§ Task item: Your answer should be an exact copy of the lines from the start of the entries to the line containing "Caveats: all runs", both included.

§ Information supplied:
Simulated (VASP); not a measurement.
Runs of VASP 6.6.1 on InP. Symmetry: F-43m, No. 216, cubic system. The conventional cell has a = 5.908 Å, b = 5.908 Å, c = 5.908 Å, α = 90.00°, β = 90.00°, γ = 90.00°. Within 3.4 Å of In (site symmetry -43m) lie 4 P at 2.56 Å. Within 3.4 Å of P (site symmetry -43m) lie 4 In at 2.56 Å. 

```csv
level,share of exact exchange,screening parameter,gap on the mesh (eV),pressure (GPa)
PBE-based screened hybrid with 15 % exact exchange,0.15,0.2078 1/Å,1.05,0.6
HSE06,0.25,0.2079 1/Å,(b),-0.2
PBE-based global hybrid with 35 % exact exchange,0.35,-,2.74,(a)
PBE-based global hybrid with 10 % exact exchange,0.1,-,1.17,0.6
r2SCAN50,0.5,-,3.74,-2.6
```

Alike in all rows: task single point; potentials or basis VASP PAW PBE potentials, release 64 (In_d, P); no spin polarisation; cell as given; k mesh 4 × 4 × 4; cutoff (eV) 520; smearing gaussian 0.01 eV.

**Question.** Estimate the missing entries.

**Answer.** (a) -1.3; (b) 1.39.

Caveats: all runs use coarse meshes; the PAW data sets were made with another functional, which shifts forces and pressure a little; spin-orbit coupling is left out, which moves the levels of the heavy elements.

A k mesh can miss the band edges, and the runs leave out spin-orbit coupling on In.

§ Problem solution:
Simulated (VASP); not a measurement.
Runs of VASP 6.6.1 on InP. Symmetry: F-43m, No. 216, cubic system. The conventional cell has a = 5.908 Å, b = 5.908 Å, c = 5.908 Å, α = 90.00°, β = 90.00°, γ = 90.00°. Within 3.4 Å of In (site symmetry -43m) lie 4 P at 2.56 Å. Within 3.4 Å of P (site symmetry -43m) lie 4 In at 2.56 Å. 

```csv
level,share of exact exchange,screening parameter,gap on the mesh (eV),pressure (GPa)
PBE-based screened hybrid with 15 % exact exchange,0.15,0.2078 1/Å,1.05,0.6
HSE06,0.25,0.2079 1/Å,(b),-0.2
PBE-based global hybrid with 35 % exact exchange,0.35,-,2.74,(a)
PBE-based global hybrid with 10 % exact exchange,0.1,-,1.17,0.6
r2SCAN50,0.5,-,3.74,-2.6
```

Alike in all rows: task single point; potentials or basis VASP PAW PBE potentials, release 64 (In_d, P); no spin polarisation; cell as given; k mesh 4 × 4 × 4; cutoff (eV) 520; smearing gaussian 0.01 eV.

**Question.** Estimate the missing entries.

**Answer.** (a) -1.3; (b) 1.39.

Caveats: all runs use coarse meshes; the PAW data sets were made with another functional, which shifts forces and pressure a little; spin-orbit coupling is left out, which moves the levels of the heavy elements.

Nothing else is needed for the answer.